SOURCE MATERIAL —
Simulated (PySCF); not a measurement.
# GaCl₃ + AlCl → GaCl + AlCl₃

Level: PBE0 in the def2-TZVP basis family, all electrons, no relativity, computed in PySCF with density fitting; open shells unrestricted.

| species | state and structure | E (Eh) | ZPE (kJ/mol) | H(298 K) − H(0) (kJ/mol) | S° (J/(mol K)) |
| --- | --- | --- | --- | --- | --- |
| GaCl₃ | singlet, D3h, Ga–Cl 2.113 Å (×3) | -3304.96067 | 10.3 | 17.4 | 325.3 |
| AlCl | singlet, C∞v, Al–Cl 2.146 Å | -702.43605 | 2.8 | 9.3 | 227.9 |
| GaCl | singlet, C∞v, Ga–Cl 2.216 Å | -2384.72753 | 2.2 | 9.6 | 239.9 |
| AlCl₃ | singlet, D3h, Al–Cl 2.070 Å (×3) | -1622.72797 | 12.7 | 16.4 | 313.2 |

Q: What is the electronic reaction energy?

WORK ORDER — Repeat the entries verbatim through the line with "Level: PBE0 in".

ANSWER SPACE —
Simulated (PySCF); not a measurement.
# GaCl₃ + AlCl → GaCl + AlCl₃

Level: PBE0 in the def2-TZVP basis family, all electrons, no relativity, computed in PySCF with density fitting; open shells unrestricted.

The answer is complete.